» **Work item**
Down to the final line, return the records unchanged.

» **Data supplied**
= = =
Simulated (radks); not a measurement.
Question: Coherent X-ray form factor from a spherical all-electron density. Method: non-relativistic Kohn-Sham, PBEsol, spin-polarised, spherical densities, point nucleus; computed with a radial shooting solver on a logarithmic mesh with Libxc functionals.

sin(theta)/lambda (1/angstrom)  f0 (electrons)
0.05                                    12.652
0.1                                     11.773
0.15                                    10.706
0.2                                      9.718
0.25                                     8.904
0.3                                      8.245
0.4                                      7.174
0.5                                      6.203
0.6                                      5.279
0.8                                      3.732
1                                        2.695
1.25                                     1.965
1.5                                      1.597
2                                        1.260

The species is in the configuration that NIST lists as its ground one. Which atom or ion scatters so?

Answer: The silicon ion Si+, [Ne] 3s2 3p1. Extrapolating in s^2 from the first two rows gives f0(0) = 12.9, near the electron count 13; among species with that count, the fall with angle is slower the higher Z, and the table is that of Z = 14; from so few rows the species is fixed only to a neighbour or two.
= = =

» **Solution**
Simulated (radks); not a measurement.
Question: Coherent X-ray form factor from a spherical all-electron density. Method: non-relativistic Kohn-Sham, PBEsol, spin-polarised, spherical densities, point nucleus; computed with a radial shooting solver on a logarithmic mesh with Libxc functionals.

sin(theta)/lambda (1/angstrom)  f0 (electrons)
0.05                                    12.652
0.1                                     11.773
0.15                                    10.706
0.2                                      9.718
0.25                                     8.904
0.3                                      8.245
0.4                                      7.174
0.5                                      6.203
0.6                                      5.279
0.8                                      3.732
1                                        2.695
1.25                                     1.965
1.5                                      1.597
2                                        1.260

The species is in the configuration that NIST lists as its ground one. Which atom or ion scatters so?

Answer: The silicon ion Si+, [Ne] 3s2 3p1. Extrapolating in s^2 from the first two rows gives f0(0) = 12.9, near the electron count 13; among species with that count, the fall with angle is slower the higher Z, and the table is that of Z = 14; from so few rows the species is fixed only to a neighbour or two.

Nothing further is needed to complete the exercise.